§

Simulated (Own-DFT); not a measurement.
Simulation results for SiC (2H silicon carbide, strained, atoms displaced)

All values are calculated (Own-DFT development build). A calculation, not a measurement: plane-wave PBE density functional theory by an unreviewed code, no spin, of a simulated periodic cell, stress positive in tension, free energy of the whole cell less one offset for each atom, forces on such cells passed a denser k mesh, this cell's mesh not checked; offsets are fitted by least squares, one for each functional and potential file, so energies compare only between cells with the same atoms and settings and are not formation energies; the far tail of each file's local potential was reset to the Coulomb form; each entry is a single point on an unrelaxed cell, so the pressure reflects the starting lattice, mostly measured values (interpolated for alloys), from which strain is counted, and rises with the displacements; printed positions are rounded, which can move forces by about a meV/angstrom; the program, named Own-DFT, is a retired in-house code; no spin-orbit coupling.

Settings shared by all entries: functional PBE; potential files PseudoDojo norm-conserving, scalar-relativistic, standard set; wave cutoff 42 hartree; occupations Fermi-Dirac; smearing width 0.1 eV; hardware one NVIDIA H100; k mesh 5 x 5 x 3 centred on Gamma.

§

Produce the records once again, exactly as they stand above.

■ **Your response**:
Simulated (Own-DFT); not a measurement.
Simulation results for SiC (2H silicon carbide, strained, atoms displaced)

All values are calculated (Own-DFT development build). A calculation, not a measurement: plane-wave PBE density functional theory by an unreviewed code, no spin, of a simulated periodic cell, stress positive in tension, free energy of the whole cell less one offset for each atom, forces on such cells passed a denser k mesh, this cell's mesh not checked; offsets are fitted by least squares, one for each functional and potential file, so energies compare only between cells with the same atoms and settings and are not formation energies; the far tail of each file's local potential was reset to the Coulomb form; each entry is a single point on an unrelaxed cell, so the pressure reflects the starting lattice, mostly measured values (interpolated for alloys), from which strain is counted, and rises with the displacements; printed positions are rounded, which can move forces by about a meV/angstrom; the program, named Own-DFT, is a retired in-house code; no spin-orbit coupling.

Settings shared by all entries: functional PBE; potential files PseudoDojo norm-conserving, scalar-relativistic, standard set; wave cutoff 42 hartree; occupations Fermi-Dirac; smearing width 0.1 eV; hardware one NVIDIA H100; k mesh 5 x 5 x 3 centred on Gamma.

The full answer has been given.